───── DATA EXTRACTS
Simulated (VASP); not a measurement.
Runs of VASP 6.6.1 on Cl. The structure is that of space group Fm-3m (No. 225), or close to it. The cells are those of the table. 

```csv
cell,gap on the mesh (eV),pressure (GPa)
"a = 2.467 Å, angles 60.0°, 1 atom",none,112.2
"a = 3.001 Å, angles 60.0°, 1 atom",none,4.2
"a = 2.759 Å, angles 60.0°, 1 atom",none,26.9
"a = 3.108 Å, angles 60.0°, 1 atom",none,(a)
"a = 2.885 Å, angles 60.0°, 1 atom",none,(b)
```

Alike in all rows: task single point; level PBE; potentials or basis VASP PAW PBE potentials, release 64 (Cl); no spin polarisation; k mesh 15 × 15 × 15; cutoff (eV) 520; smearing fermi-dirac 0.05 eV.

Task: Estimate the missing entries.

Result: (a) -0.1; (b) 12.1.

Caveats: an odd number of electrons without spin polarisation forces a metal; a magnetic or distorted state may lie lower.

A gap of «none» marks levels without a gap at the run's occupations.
──────────

ACTIVITY: Among the records above, a stretch begins at the line containing "Task: Estimate the missing entries." and ends at the line containing "Caveats: an odd". Restate that stretch word for word, and nothing else.

TASK ANSWER:
Task: Estimate the missing entries.

Result: (a) -0.1; (b) 12.1.

Caveats: an odd number of electrons without spin polarisation forces a metal; a magnetic or distorted state may lie lower.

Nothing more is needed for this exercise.